*ASSIGNMENT*
Please output the full listing, character for character.

*** DATA TO EXAMINE ***
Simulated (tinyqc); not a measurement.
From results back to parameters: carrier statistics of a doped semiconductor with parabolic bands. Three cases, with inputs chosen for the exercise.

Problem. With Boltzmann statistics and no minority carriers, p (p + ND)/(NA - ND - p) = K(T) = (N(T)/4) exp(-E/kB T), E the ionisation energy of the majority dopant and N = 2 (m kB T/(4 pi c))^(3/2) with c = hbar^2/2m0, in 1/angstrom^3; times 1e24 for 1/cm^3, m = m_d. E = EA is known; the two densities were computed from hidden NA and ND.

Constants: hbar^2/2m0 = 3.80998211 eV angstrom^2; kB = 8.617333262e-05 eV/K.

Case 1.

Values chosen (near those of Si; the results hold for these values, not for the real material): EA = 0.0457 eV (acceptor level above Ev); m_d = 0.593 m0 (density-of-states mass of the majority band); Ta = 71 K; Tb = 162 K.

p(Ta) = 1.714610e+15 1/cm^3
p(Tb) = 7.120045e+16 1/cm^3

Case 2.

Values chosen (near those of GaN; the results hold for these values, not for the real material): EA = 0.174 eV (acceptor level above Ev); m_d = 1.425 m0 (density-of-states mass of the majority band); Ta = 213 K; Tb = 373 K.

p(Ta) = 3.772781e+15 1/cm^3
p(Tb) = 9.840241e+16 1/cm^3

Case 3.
***

*EXERCISE RESPONSE*
Simulated (tinyqc); not a measurement.
From results back to parameters: carrier statistics of a doped semiconductor with parabolic bands. Three cases, with inputs chosen for the exercise.

Problem. With Boltzmann statistics and no minority carriers, p (p + ND)/(NA - ND - p) = K(T) = (N(T)/4) exp(-E/kB T), E the ionisation energy of the majority dopant and N = 2 (m kB T/(4 pi c))^(3/2) with c = hbar^2/2m0, in 1/angstrom^3; times 1e24 for 1/cm^3, m = m_d. E = EA is known; the two densities were computed from hidden NA and ND.

Constants: hbar^2/2m0 = 3.80998211 eV angstrom^2; kB = 8.617333262e-05 eV/K.

Case 1.

Values chosen (near those of Si; the results hold for these values, not for the real material): EA = 0.0457 eV (acceptor level above Ev); m_d = 0.593 m0 (density-of-states mass of the majority band); Ta = 71 K; Tb = 162 K.

p(Ta) = 1.714610e+15 1/cm^3
p(Tb) = 7.120045e+16 1/cm^3

Case 2.

Values chosen (near those of GaN; the results hold for these values, not for the real material): EA = 0.174 eV (acceptor level above Ev); m_d = 1.425 m0 (density-of-states mass of the majority band); Ta = 213 K; Tb = 373 K.

p(Ta) = 3.772781e+15 1/cm^3
p(Tb) = 9.840241e+16 1/cm^3

Case 3.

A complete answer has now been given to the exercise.